+ + +

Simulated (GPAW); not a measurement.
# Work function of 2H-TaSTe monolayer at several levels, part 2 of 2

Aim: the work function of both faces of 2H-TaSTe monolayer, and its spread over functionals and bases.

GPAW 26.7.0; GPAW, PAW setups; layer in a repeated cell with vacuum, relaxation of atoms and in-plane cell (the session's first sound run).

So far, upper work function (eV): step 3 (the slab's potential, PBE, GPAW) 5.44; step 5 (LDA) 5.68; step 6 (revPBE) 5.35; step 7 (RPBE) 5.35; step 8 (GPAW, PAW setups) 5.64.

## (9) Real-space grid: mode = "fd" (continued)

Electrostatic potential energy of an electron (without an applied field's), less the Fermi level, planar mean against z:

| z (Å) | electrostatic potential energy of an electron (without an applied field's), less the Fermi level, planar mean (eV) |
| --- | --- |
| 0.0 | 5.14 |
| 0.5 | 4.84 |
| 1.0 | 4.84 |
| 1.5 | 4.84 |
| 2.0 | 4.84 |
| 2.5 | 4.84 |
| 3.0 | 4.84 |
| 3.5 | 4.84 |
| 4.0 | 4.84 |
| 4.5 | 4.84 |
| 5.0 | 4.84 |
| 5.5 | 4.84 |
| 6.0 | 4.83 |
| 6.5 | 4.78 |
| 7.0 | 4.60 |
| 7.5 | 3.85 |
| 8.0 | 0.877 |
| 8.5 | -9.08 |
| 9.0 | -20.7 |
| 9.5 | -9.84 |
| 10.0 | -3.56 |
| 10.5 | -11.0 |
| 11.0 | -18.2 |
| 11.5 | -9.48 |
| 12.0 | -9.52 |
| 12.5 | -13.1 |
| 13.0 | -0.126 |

+ + +

REQUIRED ACTION – Above are some records; copy exactly the lines from the one with "# Work function" through the one with "Aim: the work", both included, and no others.

EXERCISE RESULT –
# Work function of 2H-TaSTe monolayer at several levels, part 2 of 2

Aim: the work function of both faces of 2H-TaSTe monolayer, and its spread over functionals and bases.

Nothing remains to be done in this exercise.